### Extracted records
*** Begin section ***

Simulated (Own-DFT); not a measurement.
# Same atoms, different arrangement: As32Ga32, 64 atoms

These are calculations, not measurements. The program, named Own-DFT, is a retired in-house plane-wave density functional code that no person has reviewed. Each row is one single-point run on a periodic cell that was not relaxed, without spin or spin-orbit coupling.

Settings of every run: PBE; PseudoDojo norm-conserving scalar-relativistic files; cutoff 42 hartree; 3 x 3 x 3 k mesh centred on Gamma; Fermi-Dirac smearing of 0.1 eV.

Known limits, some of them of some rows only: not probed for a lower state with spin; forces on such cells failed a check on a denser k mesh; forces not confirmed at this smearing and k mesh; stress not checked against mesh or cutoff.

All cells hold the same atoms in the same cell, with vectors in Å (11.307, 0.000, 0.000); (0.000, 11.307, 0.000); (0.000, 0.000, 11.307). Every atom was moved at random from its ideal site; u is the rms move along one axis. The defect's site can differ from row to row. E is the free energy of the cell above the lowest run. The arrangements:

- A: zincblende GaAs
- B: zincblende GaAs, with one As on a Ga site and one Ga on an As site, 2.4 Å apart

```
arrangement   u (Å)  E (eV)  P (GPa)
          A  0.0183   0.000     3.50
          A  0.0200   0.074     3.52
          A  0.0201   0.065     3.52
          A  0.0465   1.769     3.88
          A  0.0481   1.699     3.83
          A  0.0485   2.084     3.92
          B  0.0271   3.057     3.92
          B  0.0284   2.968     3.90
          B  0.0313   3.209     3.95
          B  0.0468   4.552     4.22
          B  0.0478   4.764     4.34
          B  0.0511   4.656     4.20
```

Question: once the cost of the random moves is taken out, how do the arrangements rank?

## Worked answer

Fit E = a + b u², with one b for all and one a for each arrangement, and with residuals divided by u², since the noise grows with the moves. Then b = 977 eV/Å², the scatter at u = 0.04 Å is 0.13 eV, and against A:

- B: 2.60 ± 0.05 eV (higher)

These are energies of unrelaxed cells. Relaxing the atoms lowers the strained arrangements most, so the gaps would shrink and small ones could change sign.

*** End section ***

### Task item
With the line holding "## Worked answer" as the first and the line holding "- B: 2.60 ± 0.05 eV (higher)" as the last, please transcribe exactly the lines of the material above in that range and nothing else.

### Expected answer
## Worked answer

Fit E = a + b u², with one b for all and one a for each arrangement, and with residuals divided by u², since the noise grows with the moves. Then b = 977 eV/Å², the scatter at u = 0.04 Å is 0.13 eV, and against A:

- B: 2.60 ± 0.05 eV (higher)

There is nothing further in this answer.